**Brief**
From the first line of the records through the line containing "Answer: gap on", retype every line exactly and nothing else.

**Dataset content**
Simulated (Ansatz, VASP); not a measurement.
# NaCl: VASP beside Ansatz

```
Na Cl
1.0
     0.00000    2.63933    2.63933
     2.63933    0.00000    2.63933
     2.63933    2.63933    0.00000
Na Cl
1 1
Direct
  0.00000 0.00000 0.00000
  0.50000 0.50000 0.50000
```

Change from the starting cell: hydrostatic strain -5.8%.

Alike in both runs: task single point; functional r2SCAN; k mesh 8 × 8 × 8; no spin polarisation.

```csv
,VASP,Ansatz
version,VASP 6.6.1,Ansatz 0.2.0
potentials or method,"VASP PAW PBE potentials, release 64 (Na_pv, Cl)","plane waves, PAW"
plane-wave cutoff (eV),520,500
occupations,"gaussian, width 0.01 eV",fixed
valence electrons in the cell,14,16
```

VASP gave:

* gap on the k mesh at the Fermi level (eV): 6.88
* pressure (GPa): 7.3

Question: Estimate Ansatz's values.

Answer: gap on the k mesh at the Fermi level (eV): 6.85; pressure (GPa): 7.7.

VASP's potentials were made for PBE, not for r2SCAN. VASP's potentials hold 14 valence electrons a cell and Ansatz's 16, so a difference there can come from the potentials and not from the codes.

**Exercise output**
Simulated (Ansatz, VASP); not a measurement.
# NaCl: VASP beside Ansatz

```
Na Cl
1.0
     0.00000    2.63933    2.63933
     2.63933    0.00000    2.63933
     2.63933    2.63933    0.00000
Na Cl
1 1
Direct
  0.00000 0.00000 0.00000
  0.50000 0.50000 0.50000
```

Change from the starting cell: hydrostatic strain -5.8%.

Alike in both runs: task single point; functional r2SCAN; k mesh 8 × 8 × 8; no spin polarisation.

```csv
,VASP,Ansatz
version,VASP 6.6.1,Ansatz 0.2.0
potentials or method,"VASP PAW PBE potentials, release 64 (Na_pv, Cl)","plane waves, PAW"
plane-wave cutoff (eV),520,500
occupations,"gaussian, width 0.01 eV",fixed
valence electrons in the cell,14,16
```

VASP gave:

* gap on the k mesh at the Fermi level (eV): 6.88
* pressure (GPa): 7.3

Question: Estimate Ansatz's values.

Answer: gap on the k mesh at the Fermi level (eV): 6.85; pressure (GPa): 7.7.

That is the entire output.